Excerpted data:
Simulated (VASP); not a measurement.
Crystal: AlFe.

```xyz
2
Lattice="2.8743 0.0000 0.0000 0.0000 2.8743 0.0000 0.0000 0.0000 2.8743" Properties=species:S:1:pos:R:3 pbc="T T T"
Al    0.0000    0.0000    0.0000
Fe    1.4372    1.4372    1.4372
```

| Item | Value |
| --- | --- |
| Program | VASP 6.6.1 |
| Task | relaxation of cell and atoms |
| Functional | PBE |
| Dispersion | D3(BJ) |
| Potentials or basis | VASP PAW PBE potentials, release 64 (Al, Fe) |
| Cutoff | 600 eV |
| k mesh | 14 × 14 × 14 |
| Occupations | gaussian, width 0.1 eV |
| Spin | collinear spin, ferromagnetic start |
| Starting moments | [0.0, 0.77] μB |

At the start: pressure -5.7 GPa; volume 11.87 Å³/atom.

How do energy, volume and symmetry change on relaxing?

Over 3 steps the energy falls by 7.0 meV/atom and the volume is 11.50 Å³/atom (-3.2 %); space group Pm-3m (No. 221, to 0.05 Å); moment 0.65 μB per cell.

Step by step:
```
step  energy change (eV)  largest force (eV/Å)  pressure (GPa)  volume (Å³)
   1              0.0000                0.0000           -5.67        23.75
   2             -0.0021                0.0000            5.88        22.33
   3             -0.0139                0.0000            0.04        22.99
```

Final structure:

Assigned task:
Go through the records and set each one down again, unchanged.

Answer space:
Simulated (VASP); not a measurement.
Crystal: AlFe.

```xyz
2
Lattice="2.8743 0.0000 0.0000 0.0000 2.8743 0.0000 0.0000 0.0000 2.8743" Properties=species:S:1:pos:R:3 pbc="T T T"
Al    0.0000    0.0000    0.0000
Fe    1.4372    1.4372    1.4372
```

| Item | Value |
| --- | --- |
| Program | VASP 6.6.1 |
| Task | relaxation of cell and atoms |
| Functional | PBE |
| Dispersion | D3(BJ) |
| Potentials or basis | VASP PAW PBE potentials, release 64 (Al, Fe) |
| Cutoff | 600 eV |
| k mesh | 14 × 14 × 14 |
| Occupations | gaussian, width 0.1 eV |
| Spin | collinear spin, ferromagnetic start |
| Starting moments | [0.0, 0.77] μB |

At the start: pressure -5.7 GPa; volume 11.87 Å³/atom.

How do energy, volume and symmetry change on relaxing?

Over 3 steps the energy falls by 7.0 meV/atom and the volume is 11.50 Å³/atom (-3.2 %); space group Pm-3m (No. 221, to 0.05 Å); moment 0.65 μB per cell.

Step by step:
```
step  energy change (eV)  largest force (eV/Å)  pressure (GPa)  volume (Å³)
   1              0.0000                0.0000           -5.67        23.75
   2             -0.0021                0.0000            5.88        22.33
   3             -0.0139                0.0000            0.04        22.99
```

Final structure:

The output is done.